[ACTIVITY]:
Please copy exactly the lines from the top of the data through the line containing "Energies hold the", and nothing else.

[DATA FOR ANALYSIS]:
Content starts

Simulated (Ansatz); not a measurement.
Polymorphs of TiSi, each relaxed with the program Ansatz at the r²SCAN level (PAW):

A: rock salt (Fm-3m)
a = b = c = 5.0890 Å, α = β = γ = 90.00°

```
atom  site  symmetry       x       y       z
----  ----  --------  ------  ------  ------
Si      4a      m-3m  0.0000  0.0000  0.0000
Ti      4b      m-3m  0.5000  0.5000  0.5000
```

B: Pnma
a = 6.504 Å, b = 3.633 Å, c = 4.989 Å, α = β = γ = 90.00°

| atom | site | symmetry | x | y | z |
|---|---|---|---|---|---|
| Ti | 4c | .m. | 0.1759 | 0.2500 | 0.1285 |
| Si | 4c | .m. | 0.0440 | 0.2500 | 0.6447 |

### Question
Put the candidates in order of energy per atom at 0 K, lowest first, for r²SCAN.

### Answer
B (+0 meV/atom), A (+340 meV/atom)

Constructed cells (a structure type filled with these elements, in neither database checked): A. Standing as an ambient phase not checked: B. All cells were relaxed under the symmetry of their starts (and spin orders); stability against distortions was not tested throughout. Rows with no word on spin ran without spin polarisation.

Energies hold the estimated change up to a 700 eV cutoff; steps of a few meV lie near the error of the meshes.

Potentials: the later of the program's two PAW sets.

Content ends

[SOLUTION]:
Simulated (Ansatz); not a measurement.
Polymorphs of TiSi, each relaxed with the program Ansatz at the r²SCAN level (PAW):

A: rock salt (Fm-3m)
a = b = c = 5.0890 Å, α = β = γ = 90.00°

```
atom  site  symmetry       x       y       z
----  ----  --------  ------  ------  ------
Si      4a      m-3m  0.0000  0.0000  0.0000
Ti      4b      m-3m  0.5000  0.5000  0.5000
```

B: Pnma
a = 6.504 Å, b = 3.633 Å, c = 4.989 Å, α = β = γ = 90.00°

| atom | site | symmetry | x | y | z |
|---|---|---|---|---|---|
| Ti | 4c | .m. | 0.1759 | 0.2500 | 0.1285 |
| Si | 4c | .m. | 0.0440 | 0.2500 | 0.6447 |

### Question
Put the candidates in order of energy per atom at 0 K, lowest first, for r²SCAN.

### Answer
B (+0 meV/atom), A (+340 meV/atom)

Constructed cells (a structure type filled with these elements, in neither database checked): A. Standing as an ambient phase not checked: B. All cells were relaxed under the symmetry of their starts (and spin orders); stability against distortions was not tested throughout. Rows with no word on spin ran without spin polarisation.

Energies hold the estimated change up to a 700 eV cutoff; steps of a few meV lie near the error of the meshes.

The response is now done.